→ Record extracts:
>>>>>

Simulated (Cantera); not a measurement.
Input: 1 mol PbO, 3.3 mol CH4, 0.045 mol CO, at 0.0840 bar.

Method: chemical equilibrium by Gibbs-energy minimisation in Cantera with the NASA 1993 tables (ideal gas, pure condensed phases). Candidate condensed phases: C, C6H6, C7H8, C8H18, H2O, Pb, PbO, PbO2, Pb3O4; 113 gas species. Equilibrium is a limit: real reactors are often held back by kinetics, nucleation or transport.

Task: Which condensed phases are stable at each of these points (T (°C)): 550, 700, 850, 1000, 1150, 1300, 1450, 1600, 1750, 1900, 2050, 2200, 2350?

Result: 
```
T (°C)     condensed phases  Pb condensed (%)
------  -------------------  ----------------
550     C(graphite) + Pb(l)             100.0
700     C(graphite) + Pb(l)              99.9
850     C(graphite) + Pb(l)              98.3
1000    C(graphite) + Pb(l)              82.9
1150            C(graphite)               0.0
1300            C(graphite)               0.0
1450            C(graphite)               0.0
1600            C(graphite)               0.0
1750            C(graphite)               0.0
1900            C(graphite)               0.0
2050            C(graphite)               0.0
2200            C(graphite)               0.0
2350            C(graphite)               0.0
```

<<<<<

→ Requirement:
Please return the data above exactly as given.

→ Exercise answer:
Simulated (Cantera); not a measurement.
Input: 1 mol PbO, 3.3 mol CH4, 0.045 mol CO, at 0.0840 bar.

Method: chemical equilibrium by Gibbs-energy minimisation in Cantera with the NASA 1993 tables (ideal gas, pure condensed phases). Candidate condensed phases: C, C6H6, C7H8, C8H18, H2O, Pb, PbO, PbO2, Pb3O4; 113 gas species. Equilibrium is a limit: real reactors are often held back by kinetics, nucleation or transport.

Task: Which condensed phases are stable at each of these points (T (°C)): 550, 700, 850, 1000, 1150, 1300, 1450, 1600, 1750, 1900, 2050, 2200, 2350?

Result: 
```
T (°C)     condensed phases  Pb condensed (%)
------  -------------------  ----------------
550     C(graphite) + Pb(l)             100.0
700     C(graphite) + Pb(l)              99.9
850     C(graphite) + Pb(l)              98.3
1000    C(graphite) + Pb(l)              82.9
1150            C(graphite)               0.0
1300            C(graphite)               0.0
1450            C(graphite)               0.0
1600            C(graphite)               0.0
1750            C(graphite)               0.0
1900            C(graphite)               0.0
2050            C(graphite)               0.0
2200            C(graphite)               0.0
2350            C(graphite)               0.0
```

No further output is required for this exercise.